****************************************

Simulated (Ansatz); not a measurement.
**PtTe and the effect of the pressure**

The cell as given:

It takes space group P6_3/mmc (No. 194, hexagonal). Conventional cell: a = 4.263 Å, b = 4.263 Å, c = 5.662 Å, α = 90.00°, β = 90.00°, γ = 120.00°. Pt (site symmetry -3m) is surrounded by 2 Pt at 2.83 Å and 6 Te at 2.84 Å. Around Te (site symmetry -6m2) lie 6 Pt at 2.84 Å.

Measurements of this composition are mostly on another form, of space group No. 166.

****************************************

Exactly as they appear above, copy out all the records.

Exercise answer:
Simulated (Ansatz); not a measurement.
**PtTe and the effect of the pressure**

The cell as given:

It takes space group P6_3/mmc (No. 194, hexagonal). Conventional cell: a = 4.263 Å, b = 4.263 Å, c = 5.662 Å, α = 90.00°, β = 90.00°, γ = 120.00°. Pt (site symmetry -3m) is surrounded by 2 Pt at 2.83 Å and 6 Te at 2.84 Å. Around Te (site symmetry -6m2) lie 6 Pt at 2.84 Å.

Measurements of this composition are mostly on another form, of space group No. 166.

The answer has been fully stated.